== WORK ORDER ==
Reproduce the entries below, please. Keep every character the same.

== DATASET ENTRIES ==
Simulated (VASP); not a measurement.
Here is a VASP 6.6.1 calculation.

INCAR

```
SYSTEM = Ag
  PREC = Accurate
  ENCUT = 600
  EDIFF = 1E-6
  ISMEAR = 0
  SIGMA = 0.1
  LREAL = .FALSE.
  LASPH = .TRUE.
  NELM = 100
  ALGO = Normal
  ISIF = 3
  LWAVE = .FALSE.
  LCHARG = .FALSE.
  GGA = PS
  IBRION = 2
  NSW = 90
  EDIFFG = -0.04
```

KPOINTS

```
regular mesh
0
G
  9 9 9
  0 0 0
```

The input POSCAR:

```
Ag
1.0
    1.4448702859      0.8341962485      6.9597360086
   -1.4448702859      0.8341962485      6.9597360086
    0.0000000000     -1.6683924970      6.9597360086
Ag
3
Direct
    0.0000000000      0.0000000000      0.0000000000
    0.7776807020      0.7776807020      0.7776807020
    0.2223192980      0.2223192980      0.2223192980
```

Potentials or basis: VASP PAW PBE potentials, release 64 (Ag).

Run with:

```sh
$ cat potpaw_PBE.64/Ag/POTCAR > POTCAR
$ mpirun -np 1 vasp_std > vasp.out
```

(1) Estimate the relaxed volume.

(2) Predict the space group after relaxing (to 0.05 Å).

== RESPONSE BOX ==
Simulated (VASP); not a measurement.
Here is a VASP 6.6.1 calculation.

INCAR

```
SYSTEM = Ag
  PREC = Accurate
  ENCUT = 600
  EDIFF = 1E-6
  ISMEAR = 0
  SIGMA = 0.1
  LREAL = .FALSE.
  LASPH = .TRUE.
  NELM = 100
  ALGO = Normal
  ISIF = 3
  LWAVE = .FALSE.
  LCHARG = .FALSE.
  GGA = PS
  IBRION = 2
  NSW = 90
  EDIFFG = -0.04
```

KPOINTS

```
regular mesh
0
G
  9 9 9
  0 0 0
```

The input POSCAR:

```
Ag
1.0
    1.4448702859      0.8341962485      6.9597360086
   -1.4448702859      0.8341962485      6.9597360086
    0.0000000000     -1.6683924970      6.9597360086
Ag
3
Direct
    0.0000000000      0.0000000000      0.0000000000
    0.7776807020      0.7776807020      0.7776807020
    0.2223192980      0.2223192980      0.2223192980
```

Potentials or basis: VASP PAW PBE potentials, release 64 (Ag).

Run with:

```sh
$ cat potpaw_PBE.64/Ag/POTCAR > POTCAR
$ mpirun -np 1 vasp_std > vasp.out
```

(1) Estimate the relaxed volume.

(2) Predict the space group after relaxing (to 0.05 Å).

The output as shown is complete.